◆ BRIEF: Without changing anything, reproduce every record below.

◆ GIVEN ENTRIES:
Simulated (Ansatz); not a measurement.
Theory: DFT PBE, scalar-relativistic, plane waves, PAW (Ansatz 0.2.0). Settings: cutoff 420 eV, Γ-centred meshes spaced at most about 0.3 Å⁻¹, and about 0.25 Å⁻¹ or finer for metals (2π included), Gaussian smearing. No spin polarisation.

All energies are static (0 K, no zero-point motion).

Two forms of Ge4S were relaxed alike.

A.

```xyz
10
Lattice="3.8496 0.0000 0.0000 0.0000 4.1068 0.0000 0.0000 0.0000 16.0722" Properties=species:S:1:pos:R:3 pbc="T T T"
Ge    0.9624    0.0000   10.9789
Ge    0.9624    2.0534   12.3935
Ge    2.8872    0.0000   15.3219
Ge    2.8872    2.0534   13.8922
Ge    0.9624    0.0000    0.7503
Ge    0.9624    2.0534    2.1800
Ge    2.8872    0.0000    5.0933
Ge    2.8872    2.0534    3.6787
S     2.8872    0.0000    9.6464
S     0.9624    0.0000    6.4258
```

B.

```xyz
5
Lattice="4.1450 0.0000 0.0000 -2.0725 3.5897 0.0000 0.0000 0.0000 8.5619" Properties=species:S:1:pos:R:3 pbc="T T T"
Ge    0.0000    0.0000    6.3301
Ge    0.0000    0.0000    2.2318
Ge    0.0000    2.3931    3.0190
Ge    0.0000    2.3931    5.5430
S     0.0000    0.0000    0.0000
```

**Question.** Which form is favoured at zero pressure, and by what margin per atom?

◆ TASK RESPONSE:
Simulated (Ansatz); not a measurement.
Theory: DFT PBE, scalar-relativistic, plane waves, PAW (Ansatz 0.2.0). Settings: cutoff 420 eV, Γ-centred meshes spaced at most about 0.3 Å⁻¹, and about 0.25 Å⁻¹ or finer for metals (2π included), Gaussian smearing. No spin polarisation.

All energies are static (0 K, no zero-point motion).

Two forms of Ge4S were relaxed alike.

A.

```xyz
10
Lattice="3.8496 0.0000 0.0000 0.0000 4.1068 0.0000 0.0000 0.0000 16.0722" Properties=species:S:1:pos:R:3 pbc="T T T"
Ge    0.9624    0.0000   10.9789
Ge    0.9624    2.0534   12.3935
Ge    2.8872    0.0000   15.3219
Ge    2.8872    2.0534   13.8922
Ge    0.9624    0.0000    0.7503
Ge    0.9624    2.0534    2.1800
Ge    2.8872    0.0000    5.0933
Ge    2.8872    2.0534    3.6787
S     2.8872    0.0000    9.6464
S     0.9624    0.0000    6.4258
```

B.

```xyz
5
Lattice="4.1450 0.0000 0.0000 -2.0725 3.5897 0.0000 0.0000 0.0000 8.5619" Properties=species:S:1:pos:R:3 pbc="T T T"
Ge    0.0000    0.0000    6.3301
Ge    0.0000    0.0000    2.2318
Ge    0.0000    2.3931    3.0190
Ge    0.0000    2.3931    5.5430
S     0.0000    0.0000    0.0000
```

**Question.** Which form is favoured at zero pressure, and by what margin per atom?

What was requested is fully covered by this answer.